----------
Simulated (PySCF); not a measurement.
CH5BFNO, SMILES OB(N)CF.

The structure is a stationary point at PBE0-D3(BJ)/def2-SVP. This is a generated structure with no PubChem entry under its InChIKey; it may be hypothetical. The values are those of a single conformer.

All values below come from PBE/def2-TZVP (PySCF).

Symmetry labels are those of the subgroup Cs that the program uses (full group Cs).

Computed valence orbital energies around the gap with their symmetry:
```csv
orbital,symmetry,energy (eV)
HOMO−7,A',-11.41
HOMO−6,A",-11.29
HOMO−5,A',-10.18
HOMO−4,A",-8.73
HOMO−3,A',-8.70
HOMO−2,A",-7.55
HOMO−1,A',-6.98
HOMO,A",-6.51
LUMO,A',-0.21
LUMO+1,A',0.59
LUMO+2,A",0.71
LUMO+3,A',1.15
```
----------

## WORK ORDER:
Exactly repeat the lines running from the top of the listing to the line bearing "Symmetry labels are", both of those lines included, and only them.

## WRITTEN ANSWER:
Simulated (PySCF); not a measurement.
CH5BFNO, SMILES OB(N)CF.

The structure is a stationary point at PBE0-D3(BJ)/def2-SVP. This is a generated structure with no PubChem entry under its InChIKey; it may be hypothetical. The values are those of a single conformer.

All values below come from PBE/def2-TZVP (PySCF).

Symmetry labels are those of the subgroup Cs that the program uses (full group Cs).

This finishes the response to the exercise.